TASK ITEM
Please repeat only the stretch of records running from the first line through the line that contains "Saturated liquid density".

MATERIAL PROVIDED
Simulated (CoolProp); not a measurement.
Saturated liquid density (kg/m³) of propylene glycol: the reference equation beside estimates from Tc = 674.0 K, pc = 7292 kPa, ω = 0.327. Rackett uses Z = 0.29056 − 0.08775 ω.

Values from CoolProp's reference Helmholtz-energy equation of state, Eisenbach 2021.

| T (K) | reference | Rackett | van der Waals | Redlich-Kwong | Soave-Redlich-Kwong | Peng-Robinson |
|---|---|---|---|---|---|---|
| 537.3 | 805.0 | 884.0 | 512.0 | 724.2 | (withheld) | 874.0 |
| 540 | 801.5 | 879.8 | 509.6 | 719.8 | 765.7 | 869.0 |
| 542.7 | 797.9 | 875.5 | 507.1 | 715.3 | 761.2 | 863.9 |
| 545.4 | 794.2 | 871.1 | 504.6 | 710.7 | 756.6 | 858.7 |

PROBLEM SOLUTION
Simulated (CoolProp); not a measurement.
Saturated liquid density (kg/m³) of propylene glycol: the reference equation beside estimates from Tc = 674.0 K, pc = 7292 kPa, ω = 0.327. Rackett uses Z = 0.29056 − 0.08775 ω.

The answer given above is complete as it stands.